◇ ◇ ◇ ◇ ◇

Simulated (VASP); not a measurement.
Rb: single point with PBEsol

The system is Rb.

◇ ◇ ◇ ◇ ◇

Task item
The whole listing needs repeating. Match each line exactly.

Answer space
Simulated (VASP); not a measurement.
Rb: single point with PBEsol

The system is Rb.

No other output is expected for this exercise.